=== RECORD EXCERPTS ===

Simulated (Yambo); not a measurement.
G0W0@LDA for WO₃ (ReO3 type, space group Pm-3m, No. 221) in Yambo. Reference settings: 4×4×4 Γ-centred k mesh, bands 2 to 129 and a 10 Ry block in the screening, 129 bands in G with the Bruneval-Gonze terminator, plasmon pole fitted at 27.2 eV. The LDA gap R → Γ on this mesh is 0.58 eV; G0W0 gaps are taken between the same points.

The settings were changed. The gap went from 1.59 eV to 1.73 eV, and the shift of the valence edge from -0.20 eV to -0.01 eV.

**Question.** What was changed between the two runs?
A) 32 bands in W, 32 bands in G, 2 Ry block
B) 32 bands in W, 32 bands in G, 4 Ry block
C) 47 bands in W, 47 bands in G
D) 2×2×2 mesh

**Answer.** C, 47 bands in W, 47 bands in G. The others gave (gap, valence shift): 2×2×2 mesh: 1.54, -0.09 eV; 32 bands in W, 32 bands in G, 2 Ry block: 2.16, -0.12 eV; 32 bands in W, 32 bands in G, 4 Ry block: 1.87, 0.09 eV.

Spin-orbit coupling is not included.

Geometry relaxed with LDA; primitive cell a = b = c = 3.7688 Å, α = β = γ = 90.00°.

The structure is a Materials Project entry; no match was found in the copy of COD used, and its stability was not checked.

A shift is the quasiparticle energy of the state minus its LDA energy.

===

• **WORK ITEM**:
Please retype, with no changes, the lines that run from the first line of the entries to the line with "The structure is", both ends included.

• **ANSWER SPACE**:
Simulated (Yambo); not a measurement.
G0W0@LDA for WO₃ (ReO3 type, space group Pm-3m, No. 221) in Yambo. Reference settings: 4×4×4 Γ-centred k mesh, bands 2 to 129 and a 10 Ry block in the screening, 129 bands in G with the Bruneval-Gonze terminator, plasmon pole fitted at 27.2 eV. The LDA gap R → Γ on this mesh is 0.58 eV; G0W0 gaps are taken between the same points.

The settings were changed. The gap went from 1.59 eV to 1.73 eV, and the shift of the valence edge from -0.20 eV to -0.01 eV.

**Question.** What was changed between the two runs?
A) 32 bands in W, 32 bands in G, 2 Ry block
B) 32 bands in W, 32 bands in G, 4 Ry block
C) 47 bands in W, 47 bands in G
D) 2×2×2 mesh

**Answer.** C, 47 bands in W, 47 bands in G. The others gave (gap, valence shift): 2×2×2 mesh: 1.54, -0.09 eV; 32 bands in W, 32 bands in G, 2 Ry block: 2.16, -0.12 eV; 32 bands in W, 32 bands in G, 4 Ry block: 1.87, 0.09 eV.

Spin-orbit coupling is not included.

Geometry relaxed with LDA; primitive cell a = b = c = 3.7688 Å, α = β = γ = 90.00°.

The structure is a Materials Project entry; no match was found in the copy of COD used, and its stability was not checked.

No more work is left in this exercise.